=== Section Start ===

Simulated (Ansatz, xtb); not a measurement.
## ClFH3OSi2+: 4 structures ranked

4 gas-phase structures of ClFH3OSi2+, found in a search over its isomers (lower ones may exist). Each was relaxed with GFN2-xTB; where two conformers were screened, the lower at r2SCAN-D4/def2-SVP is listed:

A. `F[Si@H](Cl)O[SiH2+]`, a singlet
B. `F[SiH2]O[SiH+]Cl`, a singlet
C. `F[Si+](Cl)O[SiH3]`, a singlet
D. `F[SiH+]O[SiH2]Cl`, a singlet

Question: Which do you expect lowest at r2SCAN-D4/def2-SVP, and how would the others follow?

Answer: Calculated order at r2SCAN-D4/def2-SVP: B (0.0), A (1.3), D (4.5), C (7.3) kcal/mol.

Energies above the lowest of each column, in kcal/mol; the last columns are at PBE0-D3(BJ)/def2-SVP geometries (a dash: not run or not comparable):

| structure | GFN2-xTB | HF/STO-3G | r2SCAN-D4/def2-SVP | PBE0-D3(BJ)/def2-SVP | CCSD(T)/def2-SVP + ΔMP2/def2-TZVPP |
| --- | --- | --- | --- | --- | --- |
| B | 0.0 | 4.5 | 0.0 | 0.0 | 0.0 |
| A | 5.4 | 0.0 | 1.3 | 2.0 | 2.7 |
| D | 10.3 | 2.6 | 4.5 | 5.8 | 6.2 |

=== Section End ===

Exercise:
Output the records again in full. Keep every character as written.

Written answer:
Simulated (Ansatz, xtb); not a measurement.
## ClFH3OSi2+: 4 structures ranked

4 gas-phase structures of ClFH3OSi2+, found in a search over its isomers (lower ones may exist). Each was relaxed with GFN2-xTB; where two conformers were screened, the lower at r2SCAN-D4/def2-SVP is listed:

A. `F[Si@H](Cl)O[SiH2+]`, a singlet
B. `F[SiH2]O[SiH+]Cl`, a singlet
C. `F[Si+](Cl)O[SiH3]`, a singlet
D. `F[SiH+]O[SiH2]Cl`, a singlet

Question: Which do you expect lowest at r2SCAN-D4/def2-SVP, and how would the others follow?

Answer: Calculated order at r2SCAN-D4/def2-SVP: B (0.0), A (1.3), D (4.5), C (7.3) kcal/mol.

Energies above the lowest of each column, in kcal/mol; the last columns are at PBE0-D3(BJ)/def2-SVP geometries (a dash: not run or not comparable):

| structure | GFN2-xTB | HF/STO-3G | r2SCAN-D4/def2-SVP | PBE0-D3(BJ)/def2-SVP | CCSD(T)/def2-SVP + ΔMP2/def2-TZVPP |
| --- | --- | --- | --- | --- | --- |
| B | 0.0 | 4.5 | 0.0 | 0.0 | 0.0 |
| A | 5.4 | 0.0 | 1.3 | 2.0 | 2.7 |
| D | 10.3 | 2.6 | 4.5 | 5.8 | 6.2 |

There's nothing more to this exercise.